**ASSIGNED TASK:** Each line below must be printed again exactly.

** DATA SHOWN follows **

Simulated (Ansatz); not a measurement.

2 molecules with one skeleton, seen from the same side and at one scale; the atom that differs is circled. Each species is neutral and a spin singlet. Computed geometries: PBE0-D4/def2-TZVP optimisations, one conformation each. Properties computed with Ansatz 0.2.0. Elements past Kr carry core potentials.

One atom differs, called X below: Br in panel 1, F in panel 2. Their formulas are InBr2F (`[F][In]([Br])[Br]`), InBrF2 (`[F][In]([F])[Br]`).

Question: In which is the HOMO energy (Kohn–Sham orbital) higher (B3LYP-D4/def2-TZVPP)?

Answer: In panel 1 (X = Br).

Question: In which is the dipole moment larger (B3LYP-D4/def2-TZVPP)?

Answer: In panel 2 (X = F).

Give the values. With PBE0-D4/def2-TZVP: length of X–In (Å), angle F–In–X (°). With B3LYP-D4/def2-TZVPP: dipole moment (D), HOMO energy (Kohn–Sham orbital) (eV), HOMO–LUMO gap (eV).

** End of DATA SHOWN **

**ANSWER BOX:**
Simulated (Ansatz); not a measurement.

2 molecules with one skeleton, seen from the same side and at one scale; the atom that differs is circled. Each species is neutral and a spin singlet. Computed geometries: PBE0-D4/def2-TZVP optimisations, one conformation each. Properties computed with Ansatz 0.2.0. Elements past Kr carry core potentials.

One atom differs, called X below: Br in panel 1, F in panel 2. Their formulas are InBr2F (`[F][In]([Br])[Br]`), InBrF2 (`[F][In]([F])[Br]`).

Question: In which is the HOMO energy (Kohn–Sham orbital) higher (B3LYP-D4/def2-TZVPP)?

Answer: In panel 1 (X = Br).

Question: In which is the dipole moment larger (B3LYP-D4/def2-TZVPP)?

Answer: In panel 2 (X = F).

Give the values. With PBE0-D4/def2-TZVP: length of X–In (Å), angle F–In–X (°). With B3LYP-D4/def2-TZVPP: dipole moment (D), HOMO energy (Kohn–Sham orbital) (eV), HOMO–LUMO gap (eV).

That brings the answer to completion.